Content starts

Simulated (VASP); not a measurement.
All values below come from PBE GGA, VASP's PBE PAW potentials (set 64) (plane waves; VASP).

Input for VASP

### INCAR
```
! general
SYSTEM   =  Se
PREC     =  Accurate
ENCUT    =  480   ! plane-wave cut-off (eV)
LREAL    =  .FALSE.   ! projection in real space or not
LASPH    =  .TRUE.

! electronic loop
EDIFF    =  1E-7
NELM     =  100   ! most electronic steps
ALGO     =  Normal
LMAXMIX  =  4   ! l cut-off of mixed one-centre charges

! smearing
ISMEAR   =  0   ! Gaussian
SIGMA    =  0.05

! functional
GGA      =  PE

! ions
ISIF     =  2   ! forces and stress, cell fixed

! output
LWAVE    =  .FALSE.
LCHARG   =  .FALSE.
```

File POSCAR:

Content ends

Exercise => All of the data needs to be reproduced exactly, with no line missing.

Answer section =>
Simulated (VASP); not a measurement.
All values below come from PBE GGA, VASP's PBE PAW potentials (set 64) (plane waves; VASP).

Input for VASP

### INCAR
```
! general
SYSTEM   =  Se
PREC     =  Accurate
ENCUT    =  480   ! plane-wave cut-off (eV)
LREAL    =  .FALSE.   ! projection in real space or not
LASPH    =  .TRUE.

! electronic loop
EDIFF    =  1E-7
NELM     =  100   ! most electronic steps
ALGO     =  Normal
LMAXMIX  =  4   ! l cut-off of mixed one-centre charges

! smearing
ISMEAR   =  0   ! Gaussian
SIGMA    =  0.05

! functional
GGA      =  PE

! ions
ISIF     =  2   ! forces and stress, cell fixed

! output
LWAVE    =  .FALSE.
LCHARG   =  .FALSE.
```

File POSCAR:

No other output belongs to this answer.